**INFORMATION SHOWN:**
________________________________________
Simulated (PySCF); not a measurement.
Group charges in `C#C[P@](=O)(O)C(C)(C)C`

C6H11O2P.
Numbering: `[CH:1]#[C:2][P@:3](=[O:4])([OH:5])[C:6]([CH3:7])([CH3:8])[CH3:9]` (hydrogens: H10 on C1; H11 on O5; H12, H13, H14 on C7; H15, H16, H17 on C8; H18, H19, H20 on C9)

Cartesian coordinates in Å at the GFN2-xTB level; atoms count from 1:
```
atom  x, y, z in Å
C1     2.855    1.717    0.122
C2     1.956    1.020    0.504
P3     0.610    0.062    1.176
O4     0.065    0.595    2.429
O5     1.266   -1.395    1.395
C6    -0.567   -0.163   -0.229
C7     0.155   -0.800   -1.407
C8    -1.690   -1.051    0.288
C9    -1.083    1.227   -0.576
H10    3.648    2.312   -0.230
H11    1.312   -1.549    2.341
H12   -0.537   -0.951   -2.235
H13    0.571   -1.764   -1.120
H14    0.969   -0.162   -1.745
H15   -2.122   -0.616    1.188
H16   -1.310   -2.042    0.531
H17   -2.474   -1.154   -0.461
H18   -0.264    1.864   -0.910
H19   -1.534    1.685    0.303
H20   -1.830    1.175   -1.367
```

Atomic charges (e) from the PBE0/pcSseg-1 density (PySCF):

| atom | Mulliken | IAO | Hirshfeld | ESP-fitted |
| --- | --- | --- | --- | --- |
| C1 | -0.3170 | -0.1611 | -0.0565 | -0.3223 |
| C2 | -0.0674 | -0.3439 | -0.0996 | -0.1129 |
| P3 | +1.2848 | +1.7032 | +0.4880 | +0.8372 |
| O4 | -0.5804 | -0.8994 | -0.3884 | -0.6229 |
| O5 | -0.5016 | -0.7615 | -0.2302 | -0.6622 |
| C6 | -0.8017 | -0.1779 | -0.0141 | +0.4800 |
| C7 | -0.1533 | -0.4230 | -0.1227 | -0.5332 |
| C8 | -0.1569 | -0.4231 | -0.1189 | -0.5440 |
________________________________________

Set down precisely the lines above between the line holding "Hirshfeld | ESP-fitted |" and the line holding "-0.1227 | -0.5332 |", inclusive, and nothing beyond them.

| atom | Mulliken | IAO | Hirshfeld | ESP-fitted |
| --- | --- | --- | --- | --- |
| C1 | -0.3170 | -0.1611 | -0.0565 | -0.3223 |
| C2 | -0.0674 | -0.3439 | -0.0996 | -0.1129 |
| P3 | +1.2848 | +1.7032 | +0.4880 | +0.8372 |
| O4 | -0.5804 | -0.8994 | -0.3884 | -0.6229 |
| O5 | -0.5016 | -0.7615 | -0.2302 | -0.6622 |
| C6 | -0.8017 | -0.1779 | -0.0141 | +0.4800 |
| C7 | -0.1533 | -0.4230 | -0.1227 | -0.5332 |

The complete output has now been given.